* Extracted information *
════════
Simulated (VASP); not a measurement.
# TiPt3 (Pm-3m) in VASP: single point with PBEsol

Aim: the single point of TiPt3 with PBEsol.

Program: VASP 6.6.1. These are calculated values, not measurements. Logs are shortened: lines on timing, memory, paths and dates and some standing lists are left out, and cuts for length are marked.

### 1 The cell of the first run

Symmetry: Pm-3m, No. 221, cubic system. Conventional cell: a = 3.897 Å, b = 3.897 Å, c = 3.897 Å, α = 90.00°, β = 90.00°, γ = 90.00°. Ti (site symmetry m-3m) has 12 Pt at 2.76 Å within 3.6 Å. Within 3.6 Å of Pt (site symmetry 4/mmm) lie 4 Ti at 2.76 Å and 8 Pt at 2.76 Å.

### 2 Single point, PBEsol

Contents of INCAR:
════════

* Assignment *
Transcribe each entry. Leave nothing out.

* Response *
Simulated (VASP); not a measurement.
# TiPt3 (Pm-3m) in VASP: single point with PBEsol

Aim: the single point of TiPt3 with PBEsol.

Program: VASP 6.6.1. These are calculated values, not measurements. Logs are shortened: lines on timing, memory, paths and dates and some standing lists are left out, and cuts for length are marked.

### 1 The cell of the first run

Symmetry: Pm-3m, No. 221, cubic system. Conventional cell: a = 3.897 Å, b = 3.897 Å, c = 3.897 Å, α = 90.00°, β = 90.00°, γ = 90.00°. Ti (site symmetry m-3m) has 12 Pt at 2.76 Å within 3.6 Å. Within 3.6 Å of Pt (site symmetry 4/mmm) lie 4 Ti at 2.76 Å and 8 Pt at 2.76 Å.

### 2 Single point, PBEsol

Contents of INCAR:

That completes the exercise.